═══
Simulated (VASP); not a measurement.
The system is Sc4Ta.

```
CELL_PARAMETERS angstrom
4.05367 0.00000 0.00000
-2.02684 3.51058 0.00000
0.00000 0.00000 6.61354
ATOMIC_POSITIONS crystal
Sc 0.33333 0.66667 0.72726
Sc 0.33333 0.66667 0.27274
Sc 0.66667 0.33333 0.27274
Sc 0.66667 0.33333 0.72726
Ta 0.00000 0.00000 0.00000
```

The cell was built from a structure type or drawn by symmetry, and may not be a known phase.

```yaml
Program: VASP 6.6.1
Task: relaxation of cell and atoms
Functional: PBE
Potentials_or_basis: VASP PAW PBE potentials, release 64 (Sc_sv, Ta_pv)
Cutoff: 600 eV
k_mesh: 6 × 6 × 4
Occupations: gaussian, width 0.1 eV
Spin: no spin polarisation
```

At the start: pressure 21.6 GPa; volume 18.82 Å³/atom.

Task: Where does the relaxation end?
═══

Assigned task:
A word-for-word copy of all the entries above is required.

Exercise output:
Simulated (VASP); not a measurement.
The system is Sc4Ta.

```
CELL_PARAMETERS angstrom
4.05367 0.00000 0.00000
-2.02684 3.51058 0.00000
0.00000 0.00000 6.61354
ATOMIC_POSITIONS crystal
Sc 0.33333 0.66667 0.72726
Sc 0.33333 0.66667 0.27274
Sc 0.66667 0.33333 0.27274
Sc 0.66667 0.33333 0.72726
Ta 0.00000 0.00000 0.00000
```

The cell was built from a structure type or drawn by symmetry, and may not be a known phase.

```yaml
Program: VASP 6.6.1
Task: relaxation of cell and atoms
Functional: PBE
Potentials_or_basis: VASP PAW PBE potentials, release 64 (Sc_sv, Ta_pv)
Cutoff: 600 eV
k_mesh: 6 × 6 × 4
Occupations: gaussian, width 0.1 eV
Spin: no spin polarisation
```

At the start: pressure 21.6 GPa; volume 18.82 Å³/atom.

Task: Where does the relaxation end?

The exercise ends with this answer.